■ Work request ■
The records that follow should be copied in full, exactly as they read.

BEGIN

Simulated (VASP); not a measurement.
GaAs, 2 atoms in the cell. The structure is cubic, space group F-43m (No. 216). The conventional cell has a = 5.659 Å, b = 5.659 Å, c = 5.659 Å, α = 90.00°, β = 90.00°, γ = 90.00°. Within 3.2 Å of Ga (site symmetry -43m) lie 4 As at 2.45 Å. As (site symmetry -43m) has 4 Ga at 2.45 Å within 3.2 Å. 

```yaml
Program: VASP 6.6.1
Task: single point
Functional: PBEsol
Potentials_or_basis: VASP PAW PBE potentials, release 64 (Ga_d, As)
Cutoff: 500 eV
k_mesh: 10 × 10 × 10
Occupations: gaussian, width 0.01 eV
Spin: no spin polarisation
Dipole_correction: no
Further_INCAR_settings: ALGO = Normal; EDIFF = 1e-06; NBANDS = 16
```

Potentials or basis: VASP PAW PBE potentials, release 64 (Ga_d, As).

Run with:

END

■ Answer box ■
Simulated (VASP); not a measurement.
GaAs, 2 atoms in the cell. The structure is cubic, space group F-43m (No. 216). The conventional cell has a = 5.659 Å, b = 5.659 Å, c = 5.659 Å, α = 90.00°, β = 90.00°, γ = 90.00°. Within 3.2 Å of Ga (site symmetry -43m) lie 4 As at 2.45 Å. As (site symmetry -43m) has 4 Ga at 2.45 Å within 3.2 Å. 

```yaml
Program: VASP 6.6.1
Task: single point
Functional: PBEsol
Potentials_or_basis: VASP PAW PBE potentials, release 64 (Ga_d, As)
Cutoff: 500 eV
k_mesh: 10 × 10 × 10
Occupations: gaussian, width 0.01 eV
Spin: no spin polarisation
Dipole_correction: no
Further_INCAR_settings: ALGO = Normal; EDIFF = 1e-06; NBANDS = 16
```

Potentials or basis: VASP PAW PBE potentials, release 64 (Ga_d, As).

Run with:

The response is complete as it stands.